Excerpted records:
=== Section Start ===

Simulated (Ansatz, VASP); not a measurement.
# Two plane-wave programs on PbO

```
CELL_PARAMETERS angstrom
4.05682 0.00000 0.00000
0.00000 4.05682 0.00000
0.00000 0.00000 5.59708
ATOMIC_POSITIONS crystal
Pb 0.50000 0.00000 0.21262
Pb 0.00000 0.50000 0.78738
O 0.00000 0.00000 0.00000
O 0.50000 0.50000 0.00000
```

=== Section End ===

Brief: All entries are to be returned word for word.

Worked solution:
Simulated (Ansatz, VASP); not a measurement.
# Two plane-wave programs on PbO

```
CELL_PARAMETERS angstrom
4.05682 0.00000 0.00000
0.00000 4.05682 0.00000
0.00000 0.00000 5.59708
ATOMIC_POSITIONS crystal
Pb 0.50000 0.00000 0.21262
Pb 0.00000 0.50000 0.78738
O 0.00000 0.00000 0.00000
O 0.50000 0.50000 0.00000
```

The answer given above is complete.